Brief:
Only one stretch of the listing below is wanted. Give it again exactly, from the line with "26.57 | -0.009 |" through the line with "3.328 | -0.0015 |".

Dataset entries:
+ + +
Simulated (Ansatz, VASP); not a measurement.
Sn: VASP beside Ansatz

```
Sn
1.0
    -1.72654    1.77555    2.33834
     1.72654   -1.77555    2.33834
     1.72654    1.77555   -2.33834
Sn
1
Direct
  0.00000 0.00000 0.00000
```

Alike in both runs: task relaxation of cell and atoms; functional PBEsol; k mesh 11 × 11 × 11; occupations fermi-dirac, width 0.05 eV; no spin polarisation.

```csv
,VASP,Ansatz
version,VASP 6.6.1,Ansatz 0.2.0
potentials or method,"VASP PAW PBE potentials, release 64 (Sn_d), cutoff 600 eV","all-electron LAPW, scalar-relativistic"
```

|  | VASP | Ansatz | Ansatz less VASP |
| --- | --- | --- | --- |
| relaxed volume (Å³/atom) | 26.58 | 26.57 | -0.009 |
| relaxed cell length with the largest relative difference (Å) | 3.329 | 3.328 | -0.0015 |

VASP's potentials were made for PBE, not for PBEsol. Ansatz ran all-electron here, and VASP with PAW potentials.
+ + +

Your solution:
| relaxed volume (Å³/atom) | 26.58 | 26.57 | -0.009 |
| relaxed cell length with the largest relative difference (Å) | 3.329 | 3.328 | -0.0015 |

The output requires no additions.